+++ Stored data +++

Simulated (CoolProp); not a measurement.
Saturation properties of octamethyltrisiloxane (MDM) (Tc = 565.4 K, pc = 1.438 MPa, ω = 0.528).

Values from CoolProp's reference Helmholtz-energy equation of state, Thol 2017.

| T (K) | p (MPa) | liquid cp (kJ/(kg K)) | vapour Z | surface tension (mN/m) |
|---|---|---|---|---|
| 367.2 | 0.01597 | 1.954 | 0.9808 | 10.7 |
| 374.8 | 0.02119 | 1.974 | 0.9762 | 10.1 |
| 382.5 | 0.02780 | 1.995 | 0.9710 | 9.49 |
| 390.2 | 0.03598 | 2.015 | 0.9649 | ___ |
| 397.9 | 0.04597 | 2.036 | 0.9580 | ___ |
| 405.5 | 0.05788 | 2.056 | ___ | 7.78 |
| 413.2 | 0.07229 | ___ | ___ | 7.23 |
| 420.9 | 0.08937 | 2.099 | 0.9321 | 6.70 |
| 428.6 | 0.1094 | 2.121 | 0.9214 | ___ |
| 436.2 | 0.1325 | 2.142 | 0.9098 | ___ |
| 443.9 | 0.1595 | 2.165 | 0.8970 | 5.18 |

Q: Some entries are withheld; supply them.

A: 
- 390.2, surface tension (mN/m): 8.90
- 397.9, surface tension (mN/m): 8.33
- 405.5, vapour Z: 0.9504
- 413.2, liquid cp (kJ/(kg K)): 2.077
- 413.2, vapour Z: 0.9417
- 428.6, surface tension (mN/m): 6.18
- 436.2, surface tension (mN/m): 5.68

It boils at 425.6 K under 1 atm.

+++

■ **Assigned task**
Write the data above out again in full, with every word as given.

■ **Exercise solution**
Simulated (CoolProp); not a measurement.
Saturation properties of octamethyltrisiloxane (MDM) (Tc = 565.4 K, pc = 1.438 MPa, ω = 0.528).

Values from CoolProp's reference Helmholtz-energy equation of state, Thol 2017.

| T (K) | p (MPa) | liquid cp (kJ/(kg K)) | vapour Z | surface tension (mN/m) |
|---|---|---|---|---|
| 367.2 | 0.01597 | 1.954 | 0.9808 | 10.7 |
| 374.8 | 0.02119 | 1.974 | 0.9762 | 10.1 |
| 382.5 | 0.02780 | 1.995 | 0.9710 | 9.49 |
| 390.2 | 0.03598 | 2.015 | 0.9649 | ___ |
| 397.9 | 0.04597 | 2.036 | 0.9580 | ___ |
| 405.5 | 0.05788 | 2.056 | ___ | 7.78 |
| 413.2 | 0.07229 | ___ | ___ | 7.23 |
| 420.9 | 0.08937 | 2.099 | 0.9321 | 6.70 |
| 428.6 | 0.1094 | 2.121 | 0.9214 | ___ |
| 436.2 | 0.1325 | 2.142 | 0.9098 | ___ |
| 443.9 | 0.1595 | 2.165 | 0.8970 | 5.18 |

Q: Some entries are withheld; supply them.

A: 
- 390.2, surface tension (mN/m): 8.90
- 397.9, surface tension (mN/m): 8.33
- 405.5, vapour Z: 0.9504
- 413.2, liquid cp (kJ/(kg K)): 2.077
- 413.2, vapour Z: 0.9417
- 428.6, surface tension (mN/m): 6.18
- 436.2, surface tension (mN/m): 5.68

It boils at 425.6 K under 1 atm.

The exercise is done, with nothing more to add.